_ASSIGNED TASK_
When the listing has been read, print it out again in full, word for word.

_INFORMATION_
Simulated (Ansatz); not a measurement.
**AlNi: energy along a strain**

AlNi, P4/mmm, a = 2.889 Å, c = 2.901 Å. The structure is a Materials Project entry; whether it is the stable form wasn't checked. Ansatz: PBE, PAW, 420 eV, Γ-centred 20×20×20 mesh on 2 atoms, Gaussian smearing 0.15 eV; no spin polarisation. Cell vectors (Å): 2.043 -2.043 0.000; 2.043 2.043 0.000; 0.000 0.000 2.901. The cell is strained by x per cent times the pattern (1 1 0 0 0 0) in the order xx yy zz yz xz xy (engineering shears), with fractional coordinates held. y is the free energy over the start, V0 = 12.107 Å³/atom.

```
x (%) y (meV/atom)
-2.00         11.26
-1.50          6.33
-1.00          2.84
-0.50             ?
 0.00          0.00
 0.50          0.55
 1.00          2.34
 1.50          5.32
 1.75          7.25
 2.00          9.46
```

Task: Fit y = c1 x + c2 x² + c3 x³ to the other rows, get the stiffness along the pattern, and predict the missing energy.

_EXERCISE SOLUTION_
Simulated (Ansatz); not a measurement.
**AlNi: energy along a strain**

AlNi, P4/mmm, a = 2.889 Å, c = 2.901 Å. The structure is a Materials Project entry; whether it is the stable form wasn't checked. Ansatz: PBE, PAW, 420 eV, Γ-centred 20×20×20 mesh on 2 atoms, Gaussian smearing 0.15 eV; no spin polarisation. Cell vectors (Å): 2.043 -2.043 0.000; 2.043 2.043 0.000; 0.000 0.000 2.901. The cell is strained by x per cent times the pattern (1 1 0 0 0 0) in the order xx yy zz yz xz xy (engineering shears), with fractional coordinates held. y is the free energy over the start, V0 = 12.107 Å³/atom.

```
x (%) y (meV/atom)
-2.00         11.26
-1.50          6.33
-1.00          2.84
-0.50             ?
 0.00          0.00
 0.50          0.55
 1.00          2.34
 1.50          5.32
 1.75          7.25
 2.00          9.46
```

Task: Fit y = c1 x + c2 x² + c3 x³ to the other rows, get the stiffness along the pattern, and predict the missing energy.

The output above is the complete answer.